Work item — Here are some entries. Repeat all of them exactly.

Material provided —
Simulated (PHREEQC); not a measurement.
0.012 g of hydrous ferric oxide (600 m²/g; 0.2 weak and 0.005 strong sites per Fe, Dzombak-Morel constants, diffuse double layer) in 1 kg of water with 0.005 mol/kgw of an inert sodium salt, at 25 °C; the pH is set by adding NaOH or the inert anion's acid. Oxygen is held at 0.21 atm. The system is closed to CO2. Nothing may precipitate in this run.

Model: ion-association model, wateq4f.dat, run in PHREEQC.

Written reply —
Simulated (PHREEQC); not a measurement.
0.012 g of hydrous ferric oxide (600 m²/g; 0.2 weak and 0.005 strong sites per Fe, Dzombak-Morel constants, diffuse double layer) in 1 kg of water with 0.005 mol/kgw of an inert sodium salt, at 25 °C; the pH is set by adding NaOH or the inert anion's acid. Oxygen is held at 0.21 atm. The system is closed to CO2. Nothing may precipitate in this run.

Model: ion-association model, wateq4f.dat, run in PHREEQC.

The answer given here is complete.